BEGIN

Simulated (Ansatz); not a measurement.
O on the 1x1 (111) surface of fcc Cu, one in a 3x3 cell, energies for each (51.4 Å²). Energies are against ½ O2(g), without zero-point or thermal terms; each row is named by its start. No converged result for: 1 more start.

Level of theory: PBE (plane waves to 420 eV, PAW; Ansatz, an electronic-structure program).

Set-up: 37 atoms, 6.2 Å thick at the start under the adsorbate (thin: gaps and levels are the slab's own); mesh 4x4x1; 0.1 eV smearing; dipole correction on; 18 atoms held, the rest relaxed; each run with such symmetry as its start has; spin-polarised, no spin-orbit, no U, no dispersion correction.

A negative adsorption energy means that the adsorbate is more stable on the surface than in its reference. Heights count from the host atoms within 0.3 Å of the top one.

END

■ **ASSIGNMENT**
Reproduce the listing in full, exactly, so that no line is missing.

■ **TASK RESPONSE**
Simulated (Ansatz); not a measurement.
O on the 1x1 (111) surface of fcc Cu, one in a 3x3 cell, energies for each (51.4 Å²). Energies are against ½ O2(g), without zero-point or thermal terms; each row is named by its start. No converged result for: 1 more start.

Level of theory: PBE (plane waves to 420 eV, PAW; Ansatz, an electronic-structure program).

Set-up: 37 atoms, 6.2 Å thick at the start under the adsorbate (thin: gaps and levels are the slab's own); mesh 4x4x1; 0.1 eV smearing; dipole correction on; 18 atoms held, the rest relaxed; each run with such symmetry as its start has; spin-polarised, no spin-orbit, no U, no dispersion correction.

A negative adsorption energy means that the adsorbate is more stable on the surface than in its reference. Heights count from the host atoms within 0.3 Å of the top one.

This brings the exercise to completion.